▶ ACTIVITY
Only an exact reprint of all the data is acceptable.

▶ INFORMATION
+--

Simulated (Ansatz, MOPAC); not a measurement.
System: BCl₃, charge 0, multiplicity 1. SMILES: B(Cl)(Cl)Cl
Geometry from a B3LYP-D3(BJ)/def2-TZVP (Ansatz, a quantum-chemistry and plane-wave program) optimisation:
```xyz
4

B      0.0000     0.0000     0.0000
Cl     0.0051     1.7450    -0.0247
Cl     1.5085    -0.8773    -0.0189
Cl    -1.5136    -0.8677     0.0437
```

+--

▶ WRITTEN REPLY
Simulated (Ansatz, MOPAC); not a measurement.
System: BCl₃, charge 0, multiplicity 1. SMILES: B(Cl)(Cl)Cl
Geometry from a B3LYP-D3(BJ)/def2-TZVP (Ansatz, a quantum-chemistry and plane-wave program) optimisation:
```xyz
4

B      0.0000     0.0000     0.0000
Cl     0.0051     1.7450    -0.0247
Cl     1.5085    -0.8773    -0.0189
Cl    -1.5136    -0.8677     0.0437
```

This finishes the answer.